→ Recorded information:
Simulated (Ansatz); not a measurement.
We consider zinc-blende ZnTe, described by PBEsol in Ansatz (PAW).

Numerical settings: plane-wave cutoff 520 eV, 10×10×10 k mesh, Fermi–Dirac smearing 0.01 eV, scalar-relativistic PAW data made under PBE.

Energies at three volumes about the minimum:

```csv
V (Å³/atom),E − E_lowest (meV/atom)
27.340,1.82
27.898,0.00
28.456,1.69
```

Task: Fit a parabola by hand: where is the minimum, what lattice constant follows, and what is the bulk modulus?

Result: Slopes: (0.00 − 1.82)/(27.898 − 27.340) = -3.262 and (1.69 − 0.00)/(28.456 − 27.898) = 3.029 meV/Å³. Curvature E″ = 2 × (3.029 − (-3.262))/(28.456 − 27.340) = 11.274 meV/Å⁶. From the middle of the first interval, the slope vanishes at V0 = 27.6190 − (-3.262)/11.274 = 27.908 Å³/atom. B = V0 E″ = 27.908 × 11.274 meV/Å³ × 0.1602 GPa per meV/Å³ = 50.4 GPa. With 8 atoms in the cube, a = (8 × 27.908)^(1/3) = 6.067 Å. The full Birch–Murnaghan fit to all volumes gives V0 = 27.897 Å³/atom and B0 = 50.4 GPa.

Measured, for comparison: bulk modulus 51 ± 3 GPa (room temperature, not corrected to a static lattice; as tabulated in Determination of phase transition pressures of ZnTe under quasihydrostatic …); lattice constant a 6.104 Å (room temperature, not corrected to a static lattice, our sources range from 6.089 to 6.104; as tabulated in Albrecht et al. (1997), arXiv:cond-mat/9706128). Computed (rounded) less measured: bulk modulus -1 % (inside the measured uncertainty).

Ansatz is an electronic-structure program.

→ Activity:
Restate, word for word and with nothing added, the lines from the beginning of the records above through the line that contains "Task: Fit a".

→ Problem solution:
Simulated (Ansatz); not a measurement.
We consider zinc-blende ZnTe, described by PBEsol in Ansatz (PAW).

Numerical settings: plane-wave cutoff 520 eV, 10×10×10 k mesh, Fermi–Dirac smearing 0.01 eV, scalar-relativistic PAW data made under PBE.

Energies at three volumes about the minimum:

```csv
V (Å³/atom),E − E_lowest (meV/atom)
27.340,1.82
27.898,0.00
28.456,1.69
```

Task: Fit a parabola by hand: where is the minimum, what lattice constant follows, and what is the bulk modulus?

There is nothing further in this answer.